Segment Open

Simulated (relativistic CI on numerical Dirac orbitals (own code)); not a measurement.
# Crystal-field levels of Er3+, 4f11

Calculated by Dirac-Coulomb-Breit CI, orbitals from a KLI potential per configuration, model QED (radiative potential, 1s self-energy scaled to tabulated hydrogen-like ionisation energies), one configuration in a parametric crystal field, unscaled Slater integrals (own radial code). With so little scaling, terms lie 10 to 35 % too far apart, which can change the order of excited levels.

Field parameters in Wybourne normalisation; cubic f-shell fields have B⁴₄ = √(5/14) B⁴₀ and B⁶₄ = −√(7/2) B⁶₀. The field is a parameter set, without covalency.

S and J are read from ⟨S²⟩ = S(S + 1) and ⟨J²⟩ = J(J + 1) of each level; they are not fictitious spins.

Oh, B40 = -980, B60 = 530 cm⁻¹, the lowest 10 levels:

Segment Closed

→ Assignment:
Nothing should be left out. Reproduce all the entries precisely.

→ Exercise solution:
Simulated (relativistic CI on numerical Dirac orbitals (own code)); not a measurement.
# Crystal-field levels of Er3+, 4f11

Calculated by Dirac-Coulomb-Breit CI, orbitals from a KLI potential per configuration, model QED (radiative potential, 1s self-energy scaled to tabulated hydrogen-like ionisation energies), one configuration in a parametric crystal field, unscaled Slater integrals (own radial code). With so little scaling, terms lie 10 to 35 % too far apart, which can change the order of excited levels.

Field parameters in Wybourne normalisation; cubic f-shell fields have B⁴₄ = √(5/14) B⁴₀ and B⁶₄ = −√(7/2) B⁶₀. The field is a parameter set, without covalency.

S and J are read from ⟨S²⟩ = S(S + 1) and ⟨J²⟩ = J(J + 1) of each level; they are not fictitious spins.

Oh, B40 = -980, B60 = 530 cm⁻¹, the lowest 10 levels:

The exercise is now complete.